In exact form, set down only those lines of the material that run from its first line to the line with "Carbon signals by", inclusive.

(Extracted material begins)

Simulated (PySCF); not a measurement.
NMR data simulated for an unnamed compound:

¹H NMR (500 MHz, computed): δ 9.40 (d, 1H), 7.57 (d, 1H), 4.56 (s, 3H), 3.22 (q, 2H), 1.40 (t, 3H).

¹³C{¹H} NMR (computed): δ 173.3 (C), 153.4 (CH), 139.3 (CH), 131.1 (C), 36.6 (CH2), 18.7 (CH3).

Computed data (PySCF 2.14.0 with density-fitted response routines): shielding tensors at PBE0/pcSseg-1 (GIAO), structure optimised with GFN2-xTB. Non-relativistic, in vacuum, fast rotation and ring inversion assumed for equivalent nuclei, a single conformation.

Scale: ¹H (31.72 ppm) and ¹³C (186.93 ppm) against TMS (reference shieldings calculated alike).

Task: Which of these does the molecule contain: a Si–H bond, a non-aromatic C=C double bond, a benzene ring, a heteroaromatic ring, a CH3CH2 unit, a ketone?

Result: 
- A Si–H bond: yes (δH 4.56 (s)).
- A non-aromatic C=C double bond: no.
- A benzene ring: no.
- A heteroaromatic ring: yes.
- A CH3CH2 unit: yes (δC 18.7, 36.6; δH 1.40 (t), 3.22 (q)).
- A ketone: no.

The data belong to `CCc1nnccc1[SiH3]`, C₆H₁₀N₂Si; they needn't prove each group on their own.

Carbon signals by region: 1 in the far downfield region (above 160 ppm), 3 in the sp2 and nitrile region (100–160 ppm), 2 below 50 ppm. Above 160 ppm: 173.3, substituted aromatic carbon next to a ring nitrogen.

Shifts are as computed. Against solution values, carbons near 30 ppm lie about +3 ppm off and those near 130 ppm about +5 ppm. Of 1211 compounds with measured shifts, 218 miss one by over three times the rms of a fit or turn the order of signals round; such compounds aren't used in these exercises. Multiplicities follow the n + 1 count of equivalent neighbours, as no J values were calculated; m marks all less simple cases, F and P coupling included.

(Extracted material ends)

(Problem solution)
Simulated (PySCF); not a measurement.
NMR data simulated for an unnamed compound:

¹H NMR (500 MHz, computed): δ 9.40 (d, 1H), 7.57 (d, 1H), 4.56 (s, 3H), 3.22 (q, 2H), 1.40 (t, 3H).

¹³C{¹H} NMR (computed): δ 173.3 (C), 153.4 (CH), 139.3 (CH), 131.1 (C), 36.6 (CH2), 18.7 (CH3).

Computed data (PySCF 2.14.0 with density-fitted response routines): shielding tensors at PBE0/pcSseg-1 (GIAO), structure optimised with GFN2-xTB. Non-relativistic, in vacuum, fast rotation and ring inversion assumed for equivalent nuclei, a single conformation.

Scale: ¹H (31.72 ppm) and ¹³C (186.93 ppm) against TMS (reference shieldings calculated alike).

Task: Which of these does the molecule contain: a Si–H bond, a non-aromatic C=C double bond, a benzene ring, a heteroaromatic ring, a CH3CH2 unit, a ketone?

Result: 
- A Si–H bond: yes (δH 4.56 (s)).
- A non-aromatic C=C double bond: no.
- A benzene ring: no.
- A heteroaromatic ring: yes.
- A CH3CH2 unit: yes (δC 18.7, 36.6; δH 1.40 (t), 3.22 (q)).
- A ketone: no.

The data belong to `CCc1nnccc1[SiH3]`, C₆H₁₀N₂Si; they needn't prove each group on their own.

Carbon signals by region: 1 in the far downfield region (above 160 ppm), 3 in the sp2 and nitrile region (100–160 ppm), 2 below 50 ppm. Above 160 ppm: 173.3, substituted aromatic carbon next to a ring nitrogen.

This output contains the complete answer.